····················

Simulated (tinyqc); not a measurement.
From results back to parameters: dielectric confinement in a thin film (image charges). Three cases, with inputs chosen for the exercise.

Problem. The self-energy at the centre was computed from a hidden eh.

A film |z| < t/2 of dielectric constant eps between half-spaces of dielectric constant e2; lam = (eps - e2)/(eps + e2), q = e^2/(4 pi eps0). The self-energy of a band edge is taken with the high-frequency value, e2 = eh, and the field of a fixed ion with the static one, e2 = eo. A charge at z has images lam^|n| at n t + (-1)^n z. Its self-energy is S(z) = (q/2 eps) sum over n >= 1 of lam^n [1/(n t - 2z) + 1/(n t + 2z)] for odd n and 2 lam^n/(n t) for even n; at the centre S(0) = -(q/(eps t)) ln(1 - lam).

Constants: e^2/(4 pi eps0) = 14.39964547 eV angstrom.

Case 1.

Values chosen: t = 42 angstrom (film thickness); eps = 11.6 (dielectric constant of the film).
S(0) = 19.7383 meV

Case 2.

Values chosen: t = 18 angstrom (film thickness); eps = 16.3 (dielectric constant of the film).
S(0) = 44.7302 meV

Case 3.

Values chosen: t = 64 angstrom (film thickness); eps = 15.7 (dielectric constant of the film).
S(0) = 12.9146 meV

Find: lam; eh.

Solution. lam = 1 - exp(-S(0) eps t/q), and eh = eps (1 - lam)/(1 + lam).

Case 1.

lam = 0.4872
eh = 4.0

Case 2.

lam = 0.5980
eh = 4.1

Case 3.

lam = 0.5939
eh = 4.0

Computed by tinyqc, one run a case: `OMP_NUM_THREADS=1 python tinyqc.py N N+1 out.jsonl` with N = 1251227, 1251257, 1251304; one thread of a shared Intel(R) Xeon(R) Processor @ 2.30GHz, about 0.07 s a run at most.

····················

### WORK ITEM
Return nothing but the lines from the start of the listing above through the line containing "Problem. The self-energy", exactly as given.

### RESPONSE BOX
Simulated (tinyqc); not a measurement.
From results back to parameters: dielectric confinement in a thin film (image charges). Three cases, with inputs chosen for the exercise.

Problem. The self-energy at the centre was computed from a hidden eh.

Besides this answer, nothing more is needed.